----- DATA SECTION -----

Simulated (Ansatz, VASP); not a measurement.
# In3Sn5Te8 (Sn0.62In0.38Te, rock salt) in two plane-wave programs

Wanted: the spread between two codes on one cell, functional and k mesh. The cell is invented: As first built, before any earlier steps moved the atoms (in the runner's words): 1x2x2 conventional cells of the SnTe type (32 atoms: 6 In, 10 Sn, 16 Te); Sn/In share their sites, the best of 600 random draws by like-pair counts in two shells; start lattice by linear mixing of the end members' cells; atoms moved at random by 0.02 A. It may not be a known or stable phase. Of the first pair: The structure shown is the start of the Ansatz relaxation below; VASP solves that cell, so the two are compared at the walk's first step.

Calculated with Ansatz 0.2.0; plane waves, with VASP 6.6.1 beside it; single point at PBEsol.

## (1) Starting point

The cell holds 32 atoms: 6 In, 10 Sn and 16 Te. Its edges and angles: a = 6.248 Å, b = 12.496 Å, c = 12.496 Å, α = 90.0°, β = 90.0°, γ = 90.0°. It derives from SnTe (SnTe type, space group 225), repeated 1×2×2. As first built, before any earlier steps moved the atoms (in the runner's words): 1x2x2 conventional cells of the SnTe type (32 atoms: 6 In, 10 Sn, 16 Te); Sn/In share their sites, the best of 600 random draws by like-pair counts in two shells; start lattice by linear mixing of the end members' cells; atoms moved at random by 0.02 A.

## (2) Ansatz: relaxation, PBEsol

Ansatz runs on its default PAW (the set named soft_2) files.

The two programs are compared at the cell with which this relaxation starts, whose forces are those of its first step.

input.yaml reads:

-----

◆ **REQUIRED ACTION**: For each line in the listing, return it exactly as shown.

◆ **RESPONSE**:
Simulated (Ansatz, VASP); not a measurement.
# In3Sn5Te8 (Sn0.62In0.38Te, rock salt) in two plane-wave programs

Wanted: the spread between two codes on one cell, functional and k mesh. The cell is invented: As first built, before any earlier steps moved the atoms (in the runner's words): 1x2x2 conventional cells of the SnTe type (32 atoms: 6 In, 10 Sn, 16 Te); Sn/In share their sites, the best of 600 random draws by like-pair counts in two shells; start lattice by linear mixing of the end members' cells; atoms moved at random by 0.02 A. It may not be a known or stable phase. Of the first pair: The structure shown is the start of the Ansatz relaxation below; VASP solves that cell, so the two are compared at the walk's first step.

Calculated with Ansatz 0.2.0; plane waves, with VASP 6.6.1 beside it; single point at PBEsol.

## (1) Starting point

The cell holds 32 atoms: 6 In, 10 Sn and 16 Te. Its edges and angles: a = 6.248 Å, b = 12.496 Å, c = 12.496 Å, α = 90.0°, β = 90.0°, γ = 90.0°. It derives from SnTe (SnTe type, space group 225), repeated 1×2×2. As first built, before any earlier steps moved the atoms (in the runner's words): 1x2x2 conventional cells of the SnTe type (32 atoms: 6 In, 10 Sn, 16 Te); Sn/In share their sites, the best of 600 random draws by like-pair counts in two shells; start lattice by linear mixing of the end members' cells; atoms moved at random by 0.02 A.

## (2) Ansatz: relaxation, PBEsol

Ansatz runs on its default PAW (the set named soft_2) files.

The two programs are compared at the cell with which this relaxation starts, whose forces are those of its first step.

input.yaml reads:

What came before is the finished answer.